→ **MATERIAL SHOWN**:
============
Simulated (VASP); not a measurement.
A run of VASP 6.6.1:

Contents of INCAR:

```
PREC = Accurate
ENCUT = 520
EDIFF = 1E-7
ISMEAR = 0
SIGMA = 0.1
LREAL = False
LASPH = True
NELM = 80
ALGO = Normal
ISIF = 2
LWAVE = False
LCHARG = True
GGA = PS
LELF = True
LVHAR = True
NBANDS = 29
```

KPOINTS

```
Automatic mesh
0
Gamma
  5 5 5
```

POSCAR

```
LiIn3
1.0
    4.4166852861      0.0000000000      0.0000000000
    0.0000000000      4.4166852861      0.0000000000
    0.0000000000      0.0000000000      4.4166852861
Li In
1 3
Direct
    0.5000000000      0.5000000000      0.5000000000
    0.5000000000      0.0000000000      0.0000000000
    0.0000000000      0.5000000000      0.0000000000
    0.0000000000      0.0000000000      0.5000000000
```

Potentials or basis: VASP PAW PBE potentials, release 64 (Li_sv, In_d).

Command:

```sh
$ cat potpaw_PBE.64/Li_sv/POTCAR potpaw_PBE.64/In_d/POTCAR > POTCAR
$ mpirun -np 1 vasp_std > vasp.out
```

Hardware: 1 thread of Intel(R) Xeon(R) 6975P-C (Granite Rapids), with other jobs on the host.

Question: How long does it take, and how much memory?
============

→ **ACTION ITEM**:
Each line of the listing should be retyped exactly, with nothing left out.

→ **RESPONSE AREA**:
Simulated (VASP); not a measurement.
A run of VASP 6.6.1:

Contents of INCAR:

```
PREC = Accurate
ENCUT = 520
EDIFF = 1E-7
ISMEAR = 0
SIGMA = 0.1
LREAL = False
LASPH = True
NELM = 80
ALGO = Normal
ISIF = 2
LWAVE = False
LCHARG = True
GGA = PS
LELF = True
LVHAR = True
NBANDS = 29
```

KPOINTS

```
Automatic mesh
0
Gamma
  5 5 5
```

POSCAR

```
LiIn3
1.0
    4.4166852861      0.0000000000      0.0000000000
    0.0000000000      4.4166852861      0.0000000000
    0.0000000000      0.0000000000      4.4166852861
Li In
1 3
Direct
    0.5000000000      0.5000000000      0.5000000000
    0.5000000000      0.0000000000      0.0000000000
    0.0000000000      0.5000000000      0.0000000000
    0.0000000000      0.0000000000      0.5000000000
```

Potentials or basis: VASP PAW PBE potentials, release 64 (Li_sv, In_d).

Command:

```sh
$ cat potpaw_PBE.64/Li_sv/POTCAR potpaw_PBE.64/In_d/POTCAR > POTCAR
$ mpirun -np 1 vasp_std > vasp.out
```

Hardware: 1 thread of Intel(R) Xeon(R) 6975P-C (Granite Rapids), with other jobs on the host.

Question: How long does it take, and how much memory?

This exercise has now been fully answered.